*** Dataset content Section Begins ***

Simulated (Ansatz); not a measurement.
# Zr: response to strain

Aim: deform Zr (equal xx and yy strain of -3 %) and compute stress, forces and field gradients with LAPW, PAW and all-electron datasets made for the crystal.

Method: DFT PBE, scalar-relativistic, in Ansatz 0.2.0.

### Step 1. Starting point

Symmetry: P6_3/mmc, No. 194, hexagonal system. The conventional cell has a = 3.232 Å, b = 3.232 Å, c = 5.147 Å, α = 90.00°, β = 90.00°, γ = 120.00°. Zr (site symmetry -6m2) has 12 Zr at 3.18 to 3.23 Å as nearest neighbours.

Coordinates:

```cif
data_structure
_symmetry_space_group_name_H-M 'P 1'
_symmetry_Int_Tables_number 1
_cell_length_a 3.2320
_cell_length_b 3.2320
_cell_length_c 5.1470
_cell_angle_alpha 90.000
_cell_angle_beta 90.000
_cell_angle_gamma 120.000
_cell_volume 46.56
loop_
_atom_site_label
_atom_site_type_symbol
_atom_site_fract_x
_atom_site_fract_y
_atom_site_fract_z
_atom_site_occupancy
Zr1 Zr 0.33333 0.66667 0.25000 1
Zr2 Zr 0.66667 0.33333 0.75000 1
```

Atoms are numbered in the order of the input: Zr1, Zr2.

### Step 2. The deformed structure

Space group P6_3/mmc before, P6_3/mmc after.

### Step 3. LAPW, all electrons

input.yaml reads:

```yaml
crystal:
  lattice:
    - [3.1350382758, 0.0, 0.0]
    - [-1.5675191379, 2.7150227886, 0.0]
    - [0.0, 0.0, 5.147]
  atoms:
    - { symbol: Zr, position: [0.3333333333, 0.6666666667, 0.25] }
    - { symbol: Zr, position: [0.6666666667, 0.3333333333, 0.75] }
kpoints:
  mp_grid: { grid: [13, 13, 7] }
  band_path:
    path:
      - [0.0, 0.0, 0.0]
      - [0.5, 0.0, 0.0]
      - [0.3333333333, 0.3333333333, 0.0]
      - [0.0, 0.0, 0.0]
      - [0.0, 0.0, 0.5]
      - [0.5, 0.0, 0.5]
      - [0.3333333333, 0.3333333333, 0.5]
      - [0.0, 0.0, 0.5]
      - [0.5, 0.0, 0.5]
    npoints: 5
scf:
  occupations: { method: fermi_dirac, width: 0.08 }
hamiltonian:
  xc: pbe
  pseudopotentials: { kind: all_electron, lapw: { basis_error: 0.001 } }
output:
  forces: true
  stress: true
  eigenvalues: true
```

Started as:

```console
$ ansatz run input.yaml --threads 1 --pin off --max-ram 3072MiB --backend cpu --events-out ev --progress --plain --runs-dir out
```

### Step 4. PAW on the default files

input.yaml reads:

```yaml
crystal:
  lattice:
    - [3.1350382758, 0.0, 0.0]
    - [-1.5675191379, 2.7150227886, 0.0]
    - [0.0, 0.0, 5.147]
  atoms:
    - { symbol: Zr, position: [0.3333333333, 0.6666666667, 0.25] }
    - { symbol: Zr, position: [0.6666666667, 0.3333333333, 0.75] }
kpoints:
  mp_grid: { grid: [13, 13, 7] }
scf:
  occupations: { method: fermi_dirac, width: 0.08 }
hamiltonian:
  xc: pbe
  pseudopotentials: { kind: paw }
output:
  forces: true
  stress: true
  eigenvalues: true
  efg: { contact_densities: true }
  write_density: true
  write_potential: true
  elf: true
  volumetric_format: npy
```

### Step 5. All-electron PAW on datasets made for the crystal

*** Dataset content Section Ends ***

Only the lines from the first line of the records through the line with "### Step 1. Starting point" should be reproduced, exactly and with nothing added.

(Result):
Simulated (Ansatz); not a measurement.
# Zr: response to strain

Aim: deform Zr (equal xx and yy strain of -3 %) and compute stress, forces and field gradients with LAPW, PAW and all-electron datasets made for the crystal.

Method: DFT PBE, scalar-relativistic, in Ansatz 0.2.0.

### Step 1. Starting point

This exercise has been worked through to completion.